-- Activity --
Return the lines below exactly, from the first one through the line that has "Potentials or basis: VASP". Leave out everything after it.

-- Data section --
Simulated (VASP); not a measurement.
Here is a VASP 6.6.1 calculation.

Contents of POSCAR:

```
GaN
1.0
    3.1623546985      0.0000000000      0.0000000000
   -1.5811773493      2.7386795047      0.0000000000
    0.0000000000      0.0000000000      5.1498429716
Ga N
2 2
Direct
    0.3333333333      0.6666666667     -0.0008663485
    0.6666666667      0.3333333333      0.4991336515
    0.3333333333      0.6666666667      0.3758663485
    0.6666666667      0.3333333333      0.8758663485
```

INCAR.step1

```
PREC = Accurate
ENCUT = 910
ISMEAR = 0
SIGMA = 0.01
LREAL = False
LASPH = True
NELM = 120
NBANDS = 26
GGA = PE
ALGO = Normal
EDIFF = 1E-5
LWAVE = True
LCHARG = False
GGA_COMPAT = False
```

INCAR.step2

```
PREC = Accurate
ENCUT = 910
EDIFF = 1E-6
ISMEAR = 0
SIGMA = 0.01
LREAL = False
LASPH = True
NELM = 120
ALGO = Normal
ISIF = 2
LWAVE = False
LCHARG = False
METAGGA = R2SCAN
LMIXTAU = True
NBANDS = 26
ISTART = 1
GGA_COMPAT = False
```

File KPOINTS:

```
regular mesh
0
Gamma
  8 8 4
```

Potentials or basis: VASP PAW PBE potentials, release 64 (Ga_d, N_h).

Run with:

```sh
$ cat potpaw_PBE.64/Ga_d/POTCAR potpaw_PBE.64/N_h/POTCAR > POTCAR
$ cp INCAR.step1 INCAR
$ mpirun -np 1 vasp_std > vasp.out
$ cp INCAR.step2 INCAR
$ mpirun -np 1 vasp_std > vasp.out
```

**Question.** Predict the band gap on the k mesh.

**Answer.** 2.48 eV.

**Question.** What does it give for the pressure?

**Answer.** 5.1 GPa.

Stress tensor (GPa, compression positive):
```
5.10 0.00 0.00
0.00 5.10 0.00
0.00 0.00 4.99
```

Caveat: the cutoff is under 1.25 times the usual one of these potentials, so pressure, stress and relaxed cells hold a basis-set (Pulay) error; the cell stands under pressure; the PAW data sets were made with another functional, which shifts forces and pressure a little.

-- Task answer --
Simulated (VASP); not a measurement.
Here is a VASP 6.6.1 calculation.

Contents of POSCAR:

```
GaN
1.0
    3.1623546985      0.0000000000      0.0000000000
   -1.5811773493      2.7386795047      0.0000000000
    0.0000000000      0.0000000000      5.1498429716
Ga N
2 2
Direct
    0.3333333333      0.6666666667     -0.0008663485
    0.6666666667      0.3333333333      0.4991336515
    0.3333333333      0.6666666667      0.3758663485
    0.6666666667      0.3333333333      0.8758663485
```

INCAR.step1

```
PREC = Accurate
ENCUT = 910
ISMEAR = 0
SIGMA = 0.01
LREAL = False
LASPH = True
NELM = 120
NBANDS = 26
GGA = PE
ALGO = Normal
EDIFF = 1E-5
LWAVE = True
LCHARG = False
GGA_COMPAT = False
```

INCAR.step2

```
PREC = Accurate
ENCUT = 910
EDIFF = 1E-6
ISMEAR = 0
SIGMA = 0.01
LREAL = False
LASPH = True
NELM = 120
ALGO = Normal
ISIF = 2
LWAVE = False
LCHARG = False
METAGGA = R2SCAN
LMIXTAU = True
NBANDS = 26
ISTART = 1
GGA_COMPAT = False
```

File KPOINTS:

```
regular mesh
0
Gamma
  8 8 4
```

Potentials or basis: VASP PAW PBE potentials, release 64 (Ga_d, N_h).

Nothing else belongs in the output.